WORK REQUEST: Could you retype every record below exactly as it appears?

ENTRIES SUPPLIED:
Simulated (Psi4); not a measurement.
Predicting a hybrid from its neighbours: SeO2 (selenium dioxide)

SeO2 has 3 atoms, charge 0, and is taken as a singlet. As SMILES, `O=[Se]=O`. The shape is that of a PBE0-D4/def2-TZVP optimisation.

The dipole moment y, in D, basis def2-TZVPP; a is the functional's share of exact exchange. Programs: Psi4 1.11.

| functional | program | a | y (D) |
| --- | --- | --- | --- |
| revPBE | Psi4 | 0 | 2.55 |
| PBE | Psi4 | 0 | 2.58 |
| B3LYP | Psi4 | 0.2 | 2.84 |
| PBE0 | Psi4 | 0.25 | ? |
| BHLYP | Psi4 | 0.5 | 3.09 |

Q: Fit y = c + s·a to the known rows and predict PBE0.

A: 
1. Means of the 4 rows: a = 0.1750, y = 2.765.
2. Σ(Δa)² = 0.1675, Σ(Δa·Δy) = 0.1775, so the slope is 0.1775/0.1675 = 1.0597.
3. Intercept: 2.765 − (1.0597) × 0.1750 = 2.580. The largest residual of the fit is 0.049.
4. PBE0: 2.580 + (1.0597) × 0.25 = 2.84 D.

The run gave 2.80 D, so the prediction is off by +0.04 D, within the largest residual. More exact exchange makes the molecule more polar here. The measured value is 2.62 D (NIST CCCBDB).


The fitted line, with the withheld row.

ANSWER SPACE:
Simulated (Psi4); not a measurement.
Predicting a hybrid from its neighbours: SeO2 (selenium dioxide)

SeO2 has 3 atoms, charge 0, and is taken as a singlet. As SMILES, `O=[Se]=O`. The shape is that of a PBE0-D4/def2-TZVP optimisation.

The dipole moment y, in D, basis def2-TZVPP; a is the functional's share of exact exchange. Programs: Psi4 1.11.

| functional | program | a | y (D) |
| --- | --- | --- | --- |
| revPBE | Psi4 | 0 | 2.55 |
| PBE | Psi4 | 0 | 2.58 |
| B3LYP | Psi4 | 0.2 | 2.84 |
| PBE0 | Psi4 | 0.25 | ? |
| BHLYP | Psi4 | 0.5 | 3.09 |

Q: Fit y = c + s·a to the known rows and predict PBE0.

A: 
1. Means of the 4 rows: a = 0.1750, y = 2.765.
2. Σ(Δa)² = 0.1675, Σ(Δa·Δy) = 0.1775, so the slope is 0.1775/0.1675 = 1.0597.
3. Intercept: 2.765 − (1.0597) × 0.1750 = 2.580. The largest residual of the fit is 0.049.
4. PBE0: 2.580 + (1.0597) × 0.25 = 2.84 D.

The run gave 2.80 D, so the prediction is off by +0.04 D, within the largest residual. More exact exchange makes the molecule more polar here. The measured value is 2.62 D (NIST CCCBDB).


The fitted line, with the withheld row.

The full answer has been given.